» **WORK REQUEST**
Provide the entries once more, identical in every word.

» **RECORD SET**
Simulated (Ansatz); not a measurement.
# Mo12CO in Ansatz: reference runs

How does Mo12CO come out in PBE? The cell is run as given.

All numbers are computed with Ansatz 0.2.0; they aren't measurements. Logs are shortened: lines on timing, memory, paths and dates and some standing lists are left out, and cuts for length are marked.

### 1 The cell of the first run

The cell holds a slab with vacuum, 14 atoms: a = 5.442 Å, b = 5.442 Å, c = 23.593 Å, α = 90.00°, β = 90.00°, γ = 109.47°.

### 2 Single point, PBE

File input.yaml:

» **SOLUTION**
Simulated (Ansatz); not a measurement.
# Mo12CO in Ansatz: reference runs

How does Mo12CO come out in PBE? The cell is run as given.

All numbers are computed with Ansatz 0.2.0; they aren't measurements. Logs are shortened: lines on timing, memory, paths and dates and some standing lists are left out, and cuts for length are marked.

### 1 The cell of the first run

The cell holds a slab with vacuum, 14 atoms: a = 5.442 Å, b = 5.442 Å, c = 23.593 Å, α = 90.00°, β = 90.00°, γ = 109.47°.

### 2 Single point, PBE

File input.yaml:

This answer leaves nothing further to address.